#### Exercise
There is one span to output from the data below: the lines starting at the line with "Item | Value |" and ending at the line with "One way to write". Output it exactly, ends included, nothing more.

#### Available data

+===+

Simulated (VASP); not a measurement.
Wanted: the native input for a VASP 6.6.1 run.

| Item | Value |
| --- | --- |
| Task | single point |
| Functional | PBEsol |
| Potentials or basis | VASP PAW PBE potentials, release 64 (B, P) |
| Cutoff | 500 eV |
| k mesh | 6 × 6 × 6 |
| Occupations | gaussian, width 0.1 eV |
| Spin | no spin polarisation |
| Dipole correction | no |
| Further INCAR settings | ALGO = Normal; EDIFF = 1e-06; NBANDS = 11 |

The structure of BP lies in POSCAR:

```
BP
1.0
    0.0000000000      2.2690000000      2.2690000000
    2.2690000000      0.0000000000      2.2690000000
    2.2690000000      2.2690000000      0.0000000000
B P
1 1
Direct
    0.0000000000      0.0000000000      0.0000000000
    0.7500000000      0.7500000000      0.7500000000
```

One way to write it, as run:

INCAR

+===+

#### Response box
| Item | Value |
| --- | --- |
| Task | single point |
| Functional | PBEsol |
| Potentials or basis | VASP PAW PBE potentials, release 64 (B, P) |
| Cutoff | 500 eV |
| k mesh | 6 × 6 × 6 |
| Occupations | gaussian, width 0.1 eV |
| Spin | no spin polarisation |
| Dipole correction | no |
| Further INCAR settings | ALGO = Normal; EDIFF = 1e-06; NBANDS = 11 |

The structure of BP lies in POSCAR:

```
BP
1.0
    0.0000000000      2.2690000000      2.2690000000
    2.2690000000      0.0000000000      2.2690000000
    2.2690000000      2.2690000000      0.0000000000
B P
1 1
Direct
    0.0000000000      0.0000000000      0.0000000000
    0.7500000000      0.7500000000      0.7500000000
```

One way to write it, as run:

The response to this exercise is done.